Action item
Below are records to be reproduced exactly and in full.

Study material
=== Section Start ===

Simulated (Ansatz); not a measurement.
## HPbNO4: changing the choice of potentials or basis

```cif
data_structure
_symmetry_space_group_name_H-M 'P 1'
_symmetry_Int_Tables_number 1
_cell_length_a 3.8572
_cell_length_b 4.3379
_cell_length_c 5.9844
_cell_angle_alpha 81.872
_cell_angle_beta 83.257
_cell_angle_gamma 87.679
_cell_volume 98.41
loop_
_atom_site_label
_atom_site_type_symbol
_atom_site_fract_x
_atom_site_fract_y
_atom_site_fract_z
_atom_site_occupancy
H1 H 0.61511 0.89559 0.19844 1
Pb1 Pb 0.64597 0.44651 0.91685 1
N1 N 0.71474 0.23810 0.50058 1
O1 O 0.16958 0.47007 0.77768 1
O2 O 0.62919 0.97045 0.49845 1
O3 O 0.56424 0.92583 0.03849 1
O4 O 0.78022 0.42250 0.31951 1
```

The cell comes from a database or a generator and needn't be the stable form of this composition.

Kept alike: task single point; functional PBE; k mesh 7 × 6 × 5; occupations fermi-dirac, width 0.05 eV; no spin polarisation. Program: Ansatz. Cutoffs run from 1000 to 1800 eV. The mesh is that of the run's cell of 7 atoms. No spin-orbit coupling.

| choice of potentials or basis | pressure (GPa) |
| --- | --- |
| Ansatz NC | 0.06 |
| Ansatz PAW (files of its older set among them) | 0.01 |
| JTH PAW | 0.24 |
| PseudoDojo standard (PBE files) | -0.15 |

=== Section End ===

Task answer
Simulated (Ansatz); not a measurement.
## HPbNO4: changing the choice of potentials or basis

```cif
data_structure
_symmetry_space_group_name_H-M 'P 1'
_symmetry_Int_Tables_number 1
_cell_length_a 3.8572
_cell_length_b 4.3379
_cell_length_c 5.9844
_cell_angle_alpha 81.872
_cell_angle_beta 83.257
_cell_angle_gamma 87.679
_cell_volume 98.41
loop_
_atom_site_label
_atom_site_type_symbol
_atom_site_fract_x
_atom_site_fract_y
_atom_site_fract_z
_atom_site_occupancy
H1 H 0.61511 0.89559 0.19844 1
Pb1 Pb 0.64597 0.44651 0.91685 1
N1 N 0.71474 0.23810 0.50058 1
O1 O 0.16958 0.47007 0.77768 1
O2 O 0.62919 0.97045 0.49845 1
O3 O 0.56424 0.92583 0.03849 1
O4 O 0.78022 0.42250 0.31951 1
```

The cell comes from a database or a generator and needn't be the stable form of this composition.

Kept alike: task single point; functional PBE; k mesh 7 × 6 × 5; occupations fermi-dirac, width 0.05 eV; no spin polarisation. Program: Ansatz. Cutoffs run from 1000 to 1800 eV. The mesh is that of the run's cell of 7 atoms. No spin-orbit coupling.

| choice of potentials or basis | pressure (GPa) |
| --- | --- |
| Ansatz NC | 0.06 |
| Ansatz PAW (files of its older set among them) | 0.01 |
| JTH PAW | 0.24 |
| PseudoDojo standard (PBE files) | -0.15 |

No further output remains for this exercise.